### Work task:
When you reach the line containing "width 0.05 eV" in the entries below, begin reproducing lines exactly, and stop once the line containing "Caveat: a cell" is done.

### Information provided:
◆ ◆ ◆ ◆
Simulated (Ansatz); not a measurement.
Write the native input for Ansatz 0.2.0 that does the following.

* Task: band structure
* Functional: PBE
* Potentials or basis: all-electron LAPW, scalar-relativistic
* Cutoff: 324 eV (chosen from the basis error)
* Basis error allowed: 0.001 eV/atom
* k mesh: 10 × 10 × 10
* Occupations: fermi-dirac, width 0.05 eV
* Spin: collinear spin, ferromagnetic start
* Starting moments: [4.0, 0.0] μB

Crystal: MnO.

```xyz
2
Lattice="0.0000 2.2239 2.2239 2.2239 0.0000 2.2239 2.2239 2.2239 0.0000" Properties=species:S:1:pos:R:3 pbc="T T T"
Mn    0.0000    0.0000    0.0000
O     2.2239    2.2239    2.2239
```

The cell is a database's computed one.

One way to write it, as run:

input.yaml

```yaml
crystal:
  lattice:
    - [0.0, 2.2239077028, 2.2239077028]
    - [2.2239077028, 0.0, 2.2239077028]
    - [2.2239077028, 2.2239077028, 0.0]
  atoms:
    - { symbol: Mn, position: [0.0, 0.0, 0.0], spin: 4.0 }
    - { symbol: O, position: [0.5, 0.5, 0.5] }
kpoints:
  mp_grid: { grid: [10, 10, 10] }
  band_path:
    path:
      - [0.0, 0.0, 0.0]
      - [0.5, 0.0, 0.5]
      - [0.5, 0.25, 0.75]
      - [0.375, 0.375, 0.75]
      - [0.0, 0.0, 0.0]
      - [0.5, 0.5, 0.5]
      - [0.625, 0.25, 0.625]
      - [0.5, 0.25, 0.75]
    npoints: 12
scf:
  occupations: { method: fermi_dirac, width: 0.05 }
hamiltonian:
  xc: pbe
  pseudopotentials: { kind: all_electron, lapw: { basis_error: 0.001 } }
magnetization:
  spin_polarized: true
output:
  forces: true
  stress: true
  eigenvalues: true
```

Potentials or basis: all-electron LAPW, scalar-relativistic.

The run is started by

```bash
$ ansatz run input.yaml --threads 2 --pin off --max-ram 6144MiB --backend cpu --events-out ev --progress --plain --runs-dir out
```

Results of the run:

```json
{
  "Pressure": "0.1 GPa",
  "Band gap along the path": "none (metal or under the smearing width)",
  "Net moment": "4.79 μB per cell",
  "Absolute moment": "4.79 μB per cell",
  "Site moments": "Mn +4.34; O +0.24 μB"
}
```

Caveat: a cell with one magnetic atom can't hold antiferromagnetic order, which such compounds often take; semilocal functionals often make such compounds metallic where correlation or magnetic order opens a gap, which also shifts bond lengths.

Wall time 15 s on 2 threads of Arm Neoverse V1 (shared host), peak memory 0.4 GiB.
◆ ◆ ◆ ◆

### Written response:
* Occupations: fermi-dirac, width 0.05 eV
* Spin: collinear spin, ferromagnetic start
* Starting moments: [4.0, 0.0] μB

Crystal: MnO.

```xyz
2
Lattice="0.0000 2.2239 2.2239 2.2239 0.0000 2.2239 2.2239 2.2239 0.0000" Properties=species:S:1:pos:R:3 pbc="T T T"
Mn    0.0000    0.0000    0.0000
O     2.2239    2.2239    2.2239
```

The cell is a database's computed one.

One way to write it, as run:

input.yaml

```yaml
crystal:
  lattice:
    - [0.0, 2.2239077028, 2.2239077028]
    - [2.2239077028, 0.0, 2.2239077028]
    - [2.2239077028, 2.2239077028, 0.0]
  atoms:
    - { symbol: Mn, position: [0.0, 0.0, 0.0], spin: 4.0 }
    - { symbol: O, position: [0.5, 0.5, 0.5] }
kpoints:
  mp_grid: { grid: [10, 10, 10] }
  band_path:
    path:
      - [0.0, 0.0, 0.0]
      - [0.5, 0.0, 0.5]
      - [0.5, 0.25, 0.75]
      - [0.375, 0.375, 0.75]
      - [0.0, 0.0, 0.0]
      - [0.5, 0.5, 0.5]
      - [0.625, 0.25, 0.625]
      - [0.5, 0.25, 0.75]
    npoints: 12
scf:
  occupations: { method: fermi_dirac, width: 0.05 }
hamiltonian:
  xc: pbe
  pseudopotentials: { kind: all_electron, lapw: { basis_error: 0.001 } }
magnetization:
  spin_polarized: true
output:
  forces: true
  stress: true
  eigenvalues: true
```

Potentials or basis: all-electron LAPW, scalar-relativistic.

The run is started by

```bash
$ ansatz run input.yaml --threads 2 --pin off --max-ram 6144MiB --backend cpu --events-out ev --progress --plain --runs-dir out
```

Results of the run:

```json
{
  "Pressure": "0.1 GPa",
  "Band gap along the path": "none (metal or under the smearing width)",
  "Net moment": "4.79 μB per cell",
  "Absolute moment": "4.79 μB per cell",
  "Site moments": "Mn +4.34; O +0.24 μB"
}
```

Caveat: a cell with one magnetic atom can't hold antiferromagnetic order, which such compounds often take; semilocal functionals often make such compounds metallic where correlation or magnetic order opens a gap, which also shifts bond lengths.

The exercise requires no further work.